Extracted information:
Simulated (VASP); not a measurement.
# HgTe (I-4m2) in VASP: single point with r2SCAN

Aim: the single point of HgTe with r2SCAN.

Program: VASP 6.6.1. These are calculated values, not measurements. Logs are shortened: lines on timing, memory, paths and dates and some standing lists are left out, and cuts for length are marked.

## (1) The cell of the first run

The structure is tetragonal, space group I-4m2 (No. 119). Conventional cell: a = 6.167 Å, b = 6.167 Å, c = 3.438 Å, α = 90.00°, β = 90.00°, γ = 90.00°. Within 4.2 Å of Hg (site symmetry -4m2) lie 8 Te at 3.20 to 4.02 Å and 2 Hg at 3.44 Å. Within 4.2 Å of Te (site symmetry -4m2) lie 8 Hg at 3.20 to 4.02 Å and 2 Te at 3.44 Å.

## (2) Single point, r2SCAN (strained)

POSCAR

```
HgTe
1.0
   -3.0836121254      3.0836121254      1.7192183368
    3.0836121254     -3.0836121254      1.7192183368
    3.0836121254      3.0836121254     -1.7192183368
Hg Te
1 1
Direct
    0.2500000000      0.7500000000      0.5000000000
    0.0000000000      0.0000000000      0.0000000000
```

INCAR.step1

Exercise: A precise copy of the whole listing is the expected answer.

Exercise output:
Simulated (VASP); not a measurement.
# HgTe (I-4m2) in VASP: single point with r2SCAN

Aim: the single point of HgTe with r2SCAN.

Program: VASP 6.6.1. These are calculated values, not measurements. Logs are shortened: lines on timing, memory, paths and dates and some standing lists are left out, and cuts for length are marked.

## (1) The cell of the first run

The structure is tetragonal, space group I-4m2 (No. 119). Conventional cell: a = 6.167 Å, b = 6.167 Å, c = 3.438 Å, α = 90.00°, β = 90.00°, γ = 90.00°. Within 4.2 Å of Hg (site symmetry -4m2) lie 8 Te at 3.20 to 4.02 Å and 2 Hg at 3.44 Å. Within 4.2 Å of Te (site symmetry -4m2) lie 8 Hg at 3.20 to 4.02 Å and 2 Te at 3.44 Å.

## (2) Single point, r2SCAN (strained)

POSCAR

```
HgTe
1.0
   -3.0836121254      3.0836121254      1.7192183368
    3.0836121254     -3.0836121254      1.7192183368
    3.0836121254      3.0836121254     -1.7192183368
Hg Te
1 1
Direct
    0.2500000000      0.7500000000      0.5000000000
    0.0000000000      0.0000000000      0.0000000000
```

INCAR.step1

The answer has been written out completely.